■ **Listed records**:
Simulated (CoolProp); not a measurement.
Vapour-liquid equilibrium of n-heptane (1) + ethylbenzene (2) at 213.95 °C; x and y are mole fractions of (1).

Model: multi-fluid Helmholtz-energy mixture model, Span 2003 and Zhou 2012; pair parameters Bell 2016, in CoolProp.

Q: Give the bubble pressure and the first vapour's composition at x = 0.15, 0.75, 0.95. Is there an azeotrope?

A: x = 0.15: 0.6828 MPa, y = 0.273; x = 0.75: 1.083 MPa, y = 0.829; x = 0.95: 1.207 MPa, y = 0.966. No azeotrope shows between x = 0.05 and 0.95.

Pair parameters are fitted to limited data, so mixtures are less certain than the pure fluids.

■ **Task item**:
Scan the listing above for the line that has "Vapour-liquid equilibrium of", then copy exactly from that line through the line that has "A: x = 0.15: 0.6828".

■ **Task output**:
Vapour-liquid equilibrium of n-heptane (1) + ethylbenzene (2) at 213.95 °C; x and y are mole fractions of (1).

Model: multi-fluid Helmholtz-energy mixture model, Span 2003 and Zhou 2012; pair parameters Bell 2016, in CoolProp.

Q: Give the bubble pressure and the first vapour's composition at x = 0.15, 0.75, 0.95. Is there an azeotrope?

A: x = 0.15: 0.6828 MPa, y = 0.273; x = 0.75: 1.083 MPa, y = 0.829; x = 0.95: 1.207 MPa, y = 0.966. No azeotrope shows between x = 0.05 and 0.95.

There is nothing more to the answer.